Work task:
Nothing in the entries may be altered; copy them in full.

Data for review:
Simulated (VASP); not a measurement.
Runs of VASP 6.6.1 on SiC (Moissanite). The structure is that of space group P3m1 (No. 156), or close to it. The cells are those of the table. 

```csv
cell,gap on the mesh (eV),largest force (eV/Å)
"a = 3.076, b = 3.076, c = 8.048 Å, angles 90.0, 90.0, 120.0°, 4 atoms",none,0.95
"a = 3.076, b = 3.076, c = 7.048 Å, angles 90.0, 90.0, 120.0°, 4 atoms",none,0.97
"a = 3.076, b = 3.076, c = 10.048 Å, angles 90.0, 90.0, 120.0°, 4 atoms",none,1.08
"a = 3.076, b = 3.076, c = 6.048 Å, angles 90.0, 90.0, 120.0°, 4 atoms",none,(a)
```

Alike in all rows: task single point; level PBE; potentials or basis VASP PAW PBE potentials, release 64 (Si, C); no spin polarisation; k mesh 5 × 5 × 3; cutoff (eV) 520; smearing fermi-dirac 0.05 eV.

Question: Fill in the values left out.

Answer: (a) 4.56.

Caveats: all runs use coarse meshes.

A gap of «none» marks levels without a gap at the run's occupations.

Written solution:
Simulated (VASP); not a measurement.
Runs of VASP 6.6.1 on SiC (Moissanite). The structure is that of space group P3m1 (No. 156), or close to it. The cells are those of the table. 

```csv
cell,gap on the mesh (eV),largest force (eV/Å)
"a = 3.076, b = 3.076, c = 8.048 Å, angles 90.0, 90.0, 120.0°, 4 atoms",none,0.95
"a = 3.076, b = 3.076, c = 7.048 Å, angles 90.0, 90.0, 120.0°, 4 atoms",none,0.97
"a = 3.076, b = 3.076, c = 10.048 Å, angles 90.0, 90.0, 120.0°, 4 atoms",none,1.08
"a = 3.076, b = 3.076, c = 6.048 Å, angles 90.0, 90.0, 120.0°, 4 atoms",none,(a)
```

Alike in all rows: task single point; level PBE; potentials or basis VASP PAW PBE potentials, release 64 (Si, C); no spin polarisation; k mesh 5 × 5 × 3; cutoff (eV) 520; smearing fermi-dirac 0.05 eV.

Question: Fill in the values left out.

Answer: (a) 4.56.

Caveats: all runs use coarse meshes.

A gap of «none» marks levels without a gap at the run's occupations.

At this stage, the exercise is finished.